Requirement: Reproduce exactly the lines from the top of the records below through the line holding "run | intended |".

Entries supplied:
***
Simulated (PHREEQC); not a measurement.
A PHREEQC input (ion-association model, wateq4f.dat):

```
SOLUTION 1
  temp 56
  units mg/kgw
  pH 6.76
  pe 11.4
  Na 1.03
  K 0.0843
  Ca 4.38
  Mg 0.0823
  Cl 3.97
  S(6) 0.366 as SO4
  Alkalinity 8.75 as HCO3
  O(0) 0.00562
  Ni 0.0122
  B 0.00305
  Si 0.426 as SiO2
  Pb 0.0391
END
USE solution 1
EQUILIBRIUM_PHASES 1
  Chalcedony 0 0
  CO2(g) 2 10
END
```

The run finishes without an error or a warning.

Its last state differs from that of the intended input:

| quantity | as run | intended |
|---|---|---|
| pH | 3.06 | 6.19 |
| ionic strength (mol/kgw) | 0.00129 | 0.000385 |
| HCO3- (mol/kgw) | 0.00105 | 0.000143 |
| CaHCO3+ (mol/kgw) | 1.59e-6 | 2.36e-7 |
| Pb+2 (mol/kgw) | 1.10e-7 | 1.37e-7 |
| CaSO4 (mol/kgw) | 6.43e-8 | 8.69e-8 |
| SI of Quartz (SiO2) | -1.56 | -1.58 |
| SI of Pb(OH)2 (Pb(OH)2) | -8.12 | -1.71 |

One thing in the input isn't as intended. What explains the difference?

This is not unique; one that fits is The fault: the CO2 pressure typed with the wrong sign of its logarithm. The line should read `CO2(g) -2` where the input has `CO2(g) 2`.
***

Response:
Simulated (PHREEQC); not a measurement.
A PHREEQC input (ion-association model, wateq4f.dat):

```
SOLUTION 1
  temp 56
  units mg/kgw
  pH 6.76
  pe 11.4
  Na 1.03
  K 0.0843
  Ca 4.38
  Mg 0.0823
  Cl 3.97
  S(6) 0.366 as SO4
  Alkalinity 8.75 as HCO3
  O(0) 0.00562
  Ni 0.0122
  B 0.00305
  Si 0.426 as SiO2
  Pb 0.0391
END
USE solution 1
EQUILIBRIUM_PHASES 1
  Chalcedony 0 0
  CO2(g) 2 10
END
```

The run finishes without an error or a warning.

Its last state differs from that of the intended input:

| quantity | as run | intended |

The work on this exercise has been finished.